* * * * *
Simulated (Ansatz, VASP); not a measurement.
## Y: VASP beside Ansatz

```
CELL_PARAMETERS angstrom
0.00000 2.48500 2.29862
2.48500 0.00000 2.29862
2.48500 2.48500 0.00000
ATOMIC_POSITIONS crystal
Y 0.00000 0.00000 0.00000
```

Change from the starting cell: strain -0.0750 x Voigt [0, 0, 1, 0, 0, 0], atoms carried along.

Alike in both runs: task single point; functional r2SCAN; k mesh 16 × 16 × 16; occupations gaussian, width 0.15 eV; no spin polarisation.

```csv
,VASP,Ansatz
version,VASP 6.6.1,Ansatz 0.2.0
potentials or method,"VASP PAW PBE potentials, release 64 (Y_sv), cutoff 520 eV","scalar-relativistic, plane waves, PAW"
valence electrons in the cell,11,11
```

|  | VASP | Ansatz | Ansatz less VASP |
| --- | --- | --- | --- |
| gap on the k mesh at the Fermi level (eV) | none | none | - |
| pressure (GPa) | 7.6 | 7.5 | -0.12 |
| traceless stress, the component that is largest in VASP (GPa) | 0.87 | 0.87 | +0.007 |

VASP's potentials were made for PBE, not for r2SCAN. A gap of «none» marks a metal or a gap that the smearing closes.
* * * * *

From the records above, repeat exactly the lines from the one with "## Y: VASP beside Ansatz" through the one with "0.87 | +0.007 |", both included.

## Y: VASP beside Ansatz

```
CELL_PARAMETERS angstrom
0.00000 2.48500 2.29862
2.48500 0.00000 2.29862
2.48500 2.48500 0.00000
ATOMIC_POSITIONS crystal
Y 0.00000 0.00000 0.00000
```

Change from the starting cell: strain -0.0750 x Voigt [0, 0, 1, 0, 0, 0], atoms carried along.

Alike in both runs: task single point; functional r2SCAN; k mesh 16 × 16 × 16; occupations gaussian, width 0.15 eV; no spin polarisation.

```csv
,VASP,Ansatz
version,VASP 6.6.1,Ansatz 0.2.0
potentials or method,"VASP PAW PBE potentials, release 64 (Y_sv), cutoff 520 eV","scalar-relativistic, plane waves, PAW"
valence electrons in the cell,11,11
```

|  | VASP | Ansatz | Ansatz less VASP |
| --- | --- | --- | --- |
| gap on the k mesh at the Fermi level (eV) | none | none | - |
| pressure (GPa) | 7.6 | 7.5 | -0.12 |
| traceless stress, the component that is largest in VASP (GPa) | 0.87 | 0.87 | +0.007 |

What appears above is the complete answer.